WORK REQUEST:
The data below is to be set down again exactly as written.

[Start of section]

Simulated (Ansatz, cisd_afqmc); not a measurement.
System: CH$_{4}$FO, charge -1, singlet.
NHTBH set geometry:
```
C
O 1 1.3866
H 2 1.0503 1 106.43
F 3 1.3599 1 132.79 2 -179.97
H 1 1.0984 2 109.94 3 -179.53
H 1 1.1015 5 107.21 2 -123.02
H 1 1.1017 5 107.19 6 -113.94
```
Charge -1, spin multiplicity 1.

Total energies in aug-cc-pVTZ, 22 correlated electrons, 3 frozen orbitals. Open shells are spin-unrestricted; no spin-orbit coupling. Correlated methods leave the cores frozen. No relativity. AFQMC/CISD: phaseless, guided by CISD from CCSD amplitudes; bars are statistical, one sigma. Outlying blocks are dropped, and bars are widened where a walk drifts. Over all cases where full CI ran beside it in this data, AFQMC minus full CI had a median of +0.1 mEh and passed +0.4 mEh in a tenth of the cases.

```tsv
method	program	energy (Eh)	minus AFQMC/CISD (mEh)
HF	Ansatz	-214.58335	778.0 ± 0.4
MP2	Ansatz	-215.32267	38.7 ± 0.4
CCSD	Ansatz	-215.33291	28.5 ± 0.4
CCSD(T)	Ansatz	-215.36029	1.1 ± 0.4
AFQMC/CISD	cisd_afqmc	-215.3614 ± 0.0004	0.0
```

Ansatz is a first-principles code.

[End of section]

RESPONSE BOX:
Simulated (Ansatz, cisd_afqmc); not a measurement.
System: CH$_{4}$FO, charge -1, singlet.
NHTBH set geometry:
```
C
O 1 1.3866
H 2 1.0503 1 106.43
F 3 1.3599 1 132.79 2 -179.97
H 1 1.0984 2 109.94 3 -179.53
H 1 1.1015 5 107.21 2 -123.02
H 1 1.1017 5 107.19 6 -113.94
```
Charge -1, spin multiplicity 1.

Total energies in aug-cc-pVTZ, 22 correlated electrons, 3 frozen orbitals. Open shells are spin-unrestricted; no spin-orbit coupling. Correlated methods leave the cores frozen. No relativity. AFQMC/CISD: phaseless, guided by CISD from CCSD amplitudes; bars are statistical, one sigma. Outlying blocks are dropped, and bars are widened where a walk drifts. Over all cases where full CI ran beside it in this data, AFQMC minus full CI had a median of +0.1 mEh and passed +0.4 mEh in a tenth of the cases.

```tsv
method	program	energy (Eh)	minus AFQMC/CISD (mEh)
HF	Ansatz	-214.58335	778.0 ± 0.4
MP2	Ansatz	-215.32267	38.7 ± 0.4
CCSD	Ansatz	-215.33291	28.5 ± 0.4
CCSD(T)	Ansatz	-215.36029	1.1 ± 0.4
AFQMC/CISD	cisd_afqmc	-215.3614 ± 0.0004	0.0
```

Ansatz is a first-principles code.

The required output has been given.